•••

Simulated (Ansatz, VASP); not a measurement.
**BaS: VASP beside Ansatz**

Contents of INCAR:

•••

### Work instruction
Give the data again exactly, line for line.

### Exercise solution
Simulated (Ansatz, VASP); not a measurement.
**BaS: VASP beside Ansatz**

Contents of INCAR:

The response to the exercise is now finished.